>>>
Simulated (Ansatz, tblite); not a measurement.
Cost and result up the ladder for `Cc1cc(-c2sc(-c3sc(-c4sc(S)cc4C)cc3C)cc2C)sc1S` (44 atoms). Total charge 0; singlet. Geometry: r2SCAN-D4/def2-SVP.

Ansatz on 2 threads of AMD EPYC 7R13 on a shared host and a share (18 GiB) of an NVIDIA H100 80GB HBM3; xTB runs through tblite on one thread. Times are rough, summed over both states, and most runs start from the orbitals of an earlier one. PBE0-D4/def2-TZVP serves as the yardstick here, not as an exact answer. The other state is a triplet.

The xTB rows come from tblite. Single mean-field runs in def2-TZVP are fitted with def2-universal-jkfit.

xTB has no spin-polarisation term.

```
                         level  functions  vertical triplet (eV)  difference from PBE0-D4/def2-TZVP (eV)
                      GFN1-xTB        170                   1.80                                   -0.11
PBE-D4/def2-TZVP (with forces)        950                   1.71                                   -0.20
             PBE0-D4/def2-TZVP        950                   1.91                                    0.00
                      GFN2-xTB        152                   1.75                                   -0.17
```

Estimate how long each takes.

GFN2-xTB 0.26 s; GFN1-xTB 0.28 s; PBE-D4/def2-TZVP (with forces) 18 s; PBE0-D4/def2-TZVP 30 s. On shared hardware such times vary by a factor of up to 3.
<<<

| ACTIVITY |
Give an exact copy of the lines above from the line with "Ansatz on 2" up to and including the line with "Estimate how long each takes.", and leave everything else out.

| ANSWER SECTION |
Ansatz on 2 threads of AMD EPYC 7R13 on a shared host and a share (18 GiB) of an NVIDIA H100 80GB HBM3; xTB runs through tblite on one thread. Times are rough, summed over both states, and most runs start from the orbitals of an earlier one. PBE0-D4/def2-TZVP serves as the yardstick here, not as an exact answer. The other state is a triplet.

The xTB rows come from tblite. Single mean-field runs in def2-TZVP are fitted with def2-universal-jkfit.

xTB has no spin-polarisation term.

```
                         level  functions  vertical triplet (eV)  difference from PBE0-D4/def2-TZVP (eV)
                      GFN1-xTB        170                   1.80                                   -0.11
PBE-D4/def2-TZVP (with forces)        950                   1.71                                   -0.20
             PBE0-D4/def2-TZVP        950                   1.91                                    0.00
                      GFN2-xTB        152                   1.75                                   -0.17
```

Estimate how long each takes.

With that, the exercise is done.